▶ _EXCERPTED DATA_
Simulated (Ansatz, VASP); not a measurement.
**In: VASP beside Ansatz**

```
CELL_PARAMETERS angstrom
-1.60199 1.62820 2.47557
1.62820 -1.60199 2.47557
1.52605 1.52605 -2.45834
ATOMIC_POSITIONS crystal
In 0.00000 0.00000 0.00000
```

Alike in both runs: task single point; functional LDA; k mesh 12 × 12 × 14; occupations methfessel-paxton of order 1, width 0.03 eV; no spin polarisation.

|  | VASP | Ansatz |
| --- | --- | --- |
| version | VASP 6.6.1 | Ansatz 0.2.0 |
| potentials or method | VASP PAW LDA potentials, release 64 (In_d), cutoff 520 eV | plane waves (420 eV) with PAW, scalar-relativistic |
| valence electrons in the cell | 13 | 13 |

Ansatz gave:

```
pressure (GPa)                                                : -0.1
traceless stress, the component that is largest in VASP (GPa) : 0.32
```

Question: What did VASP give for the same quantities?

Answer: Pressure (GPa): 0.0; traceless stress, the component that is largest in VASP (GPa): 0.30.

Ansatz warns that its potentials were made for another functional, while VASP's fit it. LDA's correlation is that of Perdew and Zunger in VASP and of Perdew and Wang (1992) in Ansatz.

▶ _ASSIGNMENT_
Extract every entry above as it appears.

▶ _TASK RESPONSE_
Simulated (Ansatz, VASP); not a measurement.
**In: VASP beside Ansatz**

```
CELL_PARAMETERS angstrom
-1.60199 1.62820 2.47557
1.62820 -1.60199 2.47557
1.52605 1.52605 -2.45834
ATOMIC_POSITIONS crystal
In 0.00000 0.00000 0.00000
```

Alike in both runs: task single point; functional LDA; k mesh 12 × 12 × 14; occupations methfessel-paxton of order 1, width 0.03 eV; no spin polarisation.

|  | VASP | Ansatz |
| --- | --- | --- |
| version | VASP 6.6.1 | Ansatz 0.2.0 |
| potentials or method | VASP PAW LDA potentials, release 64 (In_d), cutoff 520 eV | plane waves (420 eV) with PAW, scalar-relativistic |
| valence electrons in the cell | 13 | 13 |

Ansatz gave:

```
pressure (GPa)                                                : -0.1
traceless stress, the component that is largest in VASP (GPa) : 0.32
```

Question: What did VASP give for the same quantities?

Answer: Pressure (GPa): 0.0; traceless stress, the component that is largest in VASP (GPa): 0.30.

Ansatz warns that its potentials were made for another functional, while VASP's fit it. LDA's correlation is that of Perdew and Zunger in VASP and of Perdew and Wang (1992) in Ansatz.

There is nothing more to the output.